Work instruction. Your answer must be an exact copy of every record below.

Exercise data.
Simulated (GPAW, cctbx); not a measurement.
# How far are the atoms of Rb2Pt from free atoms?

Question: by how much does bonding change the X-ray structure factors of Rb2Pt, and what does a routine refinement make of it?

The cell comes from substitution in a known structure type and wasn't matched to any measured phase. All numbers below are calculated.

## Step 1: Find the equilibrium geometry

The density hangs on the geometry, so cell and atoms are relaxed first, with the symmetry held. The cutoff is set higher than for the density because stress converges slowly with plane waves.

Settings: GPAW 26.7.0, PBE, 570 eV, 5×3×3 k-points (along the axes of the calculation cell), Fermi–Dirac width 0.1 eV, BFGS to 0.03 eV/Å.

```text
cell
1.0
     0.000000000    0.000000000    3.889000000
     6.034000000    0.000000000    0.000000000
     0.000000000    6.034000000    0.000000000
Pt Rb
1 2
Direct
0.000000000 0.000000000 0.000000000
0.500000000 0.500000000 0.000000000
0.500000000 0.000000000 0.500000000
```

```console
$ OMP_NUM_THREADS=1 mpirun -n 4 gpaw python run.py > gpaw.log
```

Problem solution.
Simulated (GPAW, cctbx); not a measurement.
# How far are the atoms of Rb2Pt from free atoms?

Question: by how much does bonding change the X-ray structure factors of Rb2Pt, and what does a routine refinement make of it?

The cell comes from substitution in a known structure type and wasn't matched to any measured phase. All numbers below are calculated.

## Step 1: Find the equilibrium geometry

The density hangs on the geometry, so cell and atoms are relaxed first, with the symmetry held. The cutoff is set higher than for the density because stress converges slowly with plane waves.

Settings: GPAW 26.7.0, PBE, 570 eV, 5×3×3 k-points (along the axes of the calculation cell), Fermi–Dirac width 0.1 eV, BFGS to 0.03 eV/Å.

```text
cell
1.0
     0.000000000    0.000000000    3.889000000
     6.034000000    0.000000000    0.000000000
     0.000000000    6.034000000    0.000000000
Pt Rb
1 2
Direct
0.000000000 0.000000000 0.000000000
0.500000000 0.500000000 0.000000000
0.500000000 0.000000000 0.500000000
```

```console
$ OMP_NUM_THREADS=1 mpirun -n 4 gpaw python run.py > gpaw.log
```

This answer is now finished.